» Material shown
_ _ _ _ _ _ _

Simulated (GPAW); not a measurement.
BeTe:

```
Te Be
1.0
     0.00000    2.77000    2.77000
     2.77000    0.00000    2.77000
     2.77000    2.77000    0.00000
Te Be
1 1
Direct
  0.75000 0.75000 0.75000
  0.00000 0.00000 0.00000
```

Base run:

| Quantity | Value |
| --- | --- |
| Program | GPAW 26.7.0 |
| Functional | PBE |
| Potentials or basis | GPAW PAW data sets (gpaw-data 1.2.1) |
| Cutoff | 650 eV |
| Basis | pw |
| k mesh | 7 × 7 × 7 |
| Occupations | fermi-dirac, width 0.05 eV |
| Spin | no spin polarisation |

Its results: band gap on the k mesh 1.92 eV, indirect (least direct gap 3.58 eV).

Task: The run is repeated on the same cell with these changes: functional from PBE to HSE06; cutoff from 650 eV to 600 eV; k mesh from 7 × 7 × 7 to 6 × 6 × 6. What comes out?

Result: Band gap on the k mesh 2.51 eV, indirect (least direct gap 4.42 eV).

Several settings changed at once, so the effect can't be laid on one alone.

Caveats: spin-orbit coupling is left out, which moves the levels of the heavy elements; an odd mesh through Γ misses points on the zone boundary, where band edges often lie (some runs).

_ _ _ _ _ _ _

Copy the lines above exactly. Start with the line containing "spin polarisation |", end with the line containing "Several settings changed", and include both.

| Spin | no spin polarisation |

Its results: band gap on the k mesh 1.92 eV, indirect (least direct gap 3.58 eV).

Task: The run is repeated on the same cell with these changes: functional from PBE to HSE06; cutoff from 650 eV to 600 eV; k mesh from 7 × 7 × 7 to 6 × 6 × 6. What comes out?

Result: Band gap on the k mesh 2.51 eV, indirect (least direct gap 4.42 eV).

Several settings changed at once, so the effect can't be laid on one alone.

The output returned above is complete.